ACTION ITEM: Would you please return the lines of the entries below starting at the line that has "-31.9 / -31.9 |" and ending at the line that has "Result: P = 1, Q = 2.", both included, exactly as they are?

SOURCE INFORMATION:
*** Begin section ***

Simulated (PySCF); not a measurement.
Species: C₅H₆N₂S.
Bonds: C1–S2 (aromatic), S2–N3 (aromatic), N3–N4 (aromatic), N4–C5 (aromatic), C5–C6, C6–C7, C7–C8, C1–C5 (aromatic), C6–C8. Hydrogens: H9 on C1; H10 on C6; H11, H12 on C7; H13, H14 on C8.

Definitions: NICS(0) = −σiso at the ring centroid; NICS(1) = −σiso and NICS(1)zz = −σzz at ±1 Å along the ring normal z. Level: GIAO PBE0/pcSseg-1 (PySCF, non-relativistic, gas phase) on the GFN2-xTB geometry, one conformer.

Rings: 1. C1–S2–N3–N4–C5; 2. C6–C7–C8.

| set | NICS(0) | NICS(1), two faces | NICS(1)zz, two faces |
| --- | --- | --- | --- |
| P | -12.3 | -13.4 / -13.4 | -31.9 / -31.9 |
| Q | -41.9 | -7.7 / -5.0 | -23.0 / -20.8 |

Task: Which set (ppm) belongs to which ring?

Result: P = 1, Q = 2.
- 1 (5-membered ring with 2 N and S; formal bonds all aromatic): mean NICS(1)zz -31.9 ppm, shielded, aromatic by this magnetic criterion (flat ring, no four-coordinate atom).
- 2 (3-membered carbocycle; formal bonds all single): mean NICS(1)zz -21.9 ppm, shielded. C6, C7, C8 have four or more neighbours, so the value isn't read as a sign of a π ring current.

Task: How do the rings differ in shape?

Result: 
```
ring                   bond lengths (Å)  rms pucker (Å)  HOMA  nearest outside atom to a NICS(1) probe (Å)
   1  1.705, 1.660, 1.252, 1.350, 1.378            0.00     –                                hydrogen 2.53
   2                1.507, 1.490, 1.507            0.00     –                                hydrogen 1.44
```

*** End section ***

YOUR SOLUTION:
| P | -12.3 | -13.4 / -13.4 | -31.9 / -31.9 |
| Q | -41.9 | -7.7 / -5.0 | -23.0 / -20.8 |

Task: Which set (ppm) belongs to which ring?

Result: P = 1, Q = 2.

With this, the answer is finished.